BRIEF: Please copy, exactly as they appear below, the lines from the one containing "Most raw output is cut from this account." through the one containing "Transmission follows bond".

INFORMATION SUPPLIED:
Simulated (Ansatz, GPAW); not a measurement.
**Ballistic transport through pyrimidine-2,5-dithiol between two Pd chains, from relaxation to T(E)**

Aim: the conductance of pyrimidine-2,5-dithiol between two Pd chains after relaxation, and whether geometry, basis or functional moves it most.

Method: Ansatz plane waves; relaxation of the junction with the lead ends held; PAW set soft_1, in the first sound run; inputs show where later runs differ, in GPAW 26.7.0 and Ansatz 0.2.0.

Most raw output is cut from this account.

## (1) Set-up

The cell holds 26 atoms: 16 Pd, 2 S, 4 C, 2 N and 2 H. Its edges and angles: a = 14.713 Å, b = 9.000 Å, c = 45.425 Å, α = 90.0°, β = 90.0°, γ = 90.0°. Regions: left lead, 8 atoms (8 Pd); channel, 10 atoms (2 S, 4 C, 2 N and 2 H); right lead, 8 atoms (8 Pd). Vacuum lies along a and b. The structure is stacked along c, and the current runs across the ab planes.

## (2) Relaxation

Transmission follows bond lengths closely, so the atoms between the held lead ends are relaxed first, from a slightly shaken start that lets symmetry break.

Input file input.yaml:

WRITTEN SOLUTION:
Most raw output is cut from this account.

## (1) Set-up

The cell holds 26 atoms: 16 Pd, 2 S, 4 C, 2 N and 2 H. Its edges and angles: a = 14.713 Å, b = 9.000 Å, c = 45.425 Å, α = 90.0°, β = 90.0°, γ = 90.0°. Regions: left lead, 8 atoms (8 Pd); channel, 10 atoms (2 S, 4 C, 2 N and 2 H); right lead, 8 atoms (8 Pd). Vacuum lies along a and b. The structure is stacked along c, and the current runs across the ab planes.

## (2) Relaxation

Transmission follows bond lengths closely, so the atoms between the held lead ends are relaxed first, from a slightly shaken start that lets symmetry break.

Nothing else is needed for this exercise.